■ Assignment:
Print nothing except the lines of the listing below from the line with "# PbS: kinetic-energy density" to the line with "- Kinetic energy", each exactly as written, both ends included.

■ Dataset records:
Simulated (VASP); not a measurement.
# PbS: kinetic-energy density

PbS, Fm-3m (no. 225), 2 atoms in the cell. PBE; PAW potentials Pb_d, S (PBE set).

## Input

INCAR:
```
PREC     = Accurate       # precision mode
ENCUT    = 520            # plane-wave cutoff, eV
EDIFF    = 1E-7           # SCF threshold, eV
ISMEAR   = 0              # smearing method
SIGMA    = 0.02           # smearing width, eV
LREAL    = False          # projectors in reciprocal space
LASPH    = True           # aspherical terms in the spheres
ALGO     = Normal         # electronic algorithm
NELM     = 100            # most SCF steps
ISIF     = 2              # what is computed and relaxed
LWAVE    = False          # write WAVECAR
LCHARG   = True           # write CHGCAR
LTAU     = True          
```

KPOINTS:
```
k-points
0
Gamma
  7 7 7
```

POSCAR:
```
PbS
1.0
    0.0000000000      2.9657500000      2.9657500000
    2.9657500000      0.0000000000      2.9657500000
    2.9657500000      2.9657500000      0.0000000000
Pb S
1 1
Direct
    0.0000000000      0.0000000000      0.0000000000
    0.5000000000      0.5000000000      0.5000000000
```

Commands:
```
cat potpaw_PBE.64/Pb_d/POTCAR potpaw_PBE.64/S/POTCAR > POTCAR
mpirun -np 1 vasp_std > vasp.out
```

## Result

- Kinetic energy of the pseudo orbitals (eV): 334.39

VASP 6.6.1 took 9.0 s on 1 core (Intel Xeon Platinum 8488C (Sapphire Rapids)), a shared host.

■ Task answer:
# PbS: kinetic-energy density

PbS, Fm-3m (no. 225), 2 atoms in the cell. PBE; PAW potentials Pb_d, S (PBE set).

## Input

INCAR:
```
PREC     = Accurate       # precision mode
ENCUT    = 520            # plane-wave cutoff, eV
EDIFF    = 1E-7           # SCF threshold, eV
ISMEAR   = 0              # smearing method
SIGMA    = 0.02           # smearing width, eV
LREAL    = False          # projectors in reciprocal space
LASPH    = True           # aspherical terms in the spheres
ALGO     = Normal         # electronic algorithm
NELM     = 100            # most SCF steps
ISIF     = 2              # what is computed and relaxed
LWAVE    = False          # write WAVECAR
LCHARG   = True           # write CHGCAR
LTAU     = True          
```

KPOINTS:
```
k-points
0
Gamma
  7 7 7
```

POSCAR:
```
PbS
1.0
    0.0000000000      2.9657500000      2.9657500000
    2.9657500000      0.0000000000      2.9657500000
    2.9657500000      2.9657500000      0.0000000000
Pb S
1 1
Direct
    0.0000000000      0.0000000000      0.0000000000
    0.5000000000      0.5000000000      0.5000000000
```

Commands:
```
cat potpaw_PBE.64/Pb_d/POTCAR potpaw_PBE.64/S/POTCAR > POTCAR
mpirun -np 1 vasp_std > vasp.out
```

## Result

- Kinetic energy of the pseudo orbitals (eV): 334.39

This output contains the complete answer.